•••

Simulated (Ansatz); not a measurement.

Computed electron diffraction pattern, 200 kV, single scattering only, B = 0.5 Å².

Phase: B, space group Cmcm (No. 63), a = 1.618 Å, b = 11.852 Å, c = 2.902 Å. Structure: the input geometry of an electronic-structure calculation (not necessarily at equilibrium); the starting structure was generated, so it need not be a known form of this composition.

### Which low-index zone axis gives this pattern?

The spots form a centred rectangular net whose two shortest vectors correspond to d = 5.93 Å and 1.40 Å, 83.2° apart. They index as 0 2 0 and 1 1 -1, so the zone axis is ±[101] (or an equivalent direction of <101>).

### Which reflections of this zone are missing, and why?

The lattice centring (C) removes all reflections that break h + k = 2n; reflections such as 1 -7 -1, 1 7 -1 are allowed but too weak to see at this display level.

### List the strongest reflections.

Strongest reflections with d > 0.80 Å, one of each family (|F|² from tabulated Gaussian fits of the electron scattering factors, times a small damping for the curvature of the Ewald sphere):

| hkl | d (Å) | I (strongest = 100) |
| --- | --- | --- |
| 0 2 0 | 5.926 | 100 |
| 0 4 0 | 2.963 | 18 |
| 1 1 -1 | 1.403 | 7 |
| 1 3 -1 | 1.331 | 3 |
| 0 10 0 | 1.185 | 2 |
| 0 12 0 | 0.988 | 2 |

•••

• [WORK INSTRUCTION] From the top of the listing above, restate each line word for word up to and including the line with "1.185 | 2 |"; add nothing else.

• [EXERCISE OUTPUT]
Simulated (Ansatz); not a measurement.

Computed electron diffraction pattern, 200 kV, single scattering only, B = 0.5 Å².

Phase: B, space group Cmcm (No. 63), a = 1.618 Å, b = 11.852 Å, c = 2.902 Å. Structure: the input geometry of an electronic-structure calculation (not necessarily at equilibrium); the starting structure was generated, so it need not be a known form of this composition.

### Which low-index zone axis gives this pattern?

The spots form a centred rectangular net whose two shortest vectors correspond to d = 5.93 Å and 1.40 Å, 83.2° apart. They index as 0 2 0 and 1 1 -1, so the zone axis is ±[101] (or an equivalent direction of <101>).

### Which reflections of this zone are missing, and why?

The lattice centring (C) removes all reflections that break h + k = 2n; reflections such as 1 -7 -1, 1 7 -1 are allowed but too weak to see at this display level.

### List the strongest reflections.

Strongest reflections with d > 0.80 Å, one of each family (|F|² from tabulated Gaussian fits of the electron scattering factors, times a small damping for the curvature of the Ewald sphere):

| hkl | d (Å) | I (strongest = 100) |
| --- | --- | --- |
| 0 2 0 | 5.926 | 100 |
| 0 4 0 | 2.963 | 18 |
| 1 1 -1 | 1.403 | 7 |
| 1 3 -1 | 1.331 | 3 |
| 0 10 0 | 1.185 | 2 |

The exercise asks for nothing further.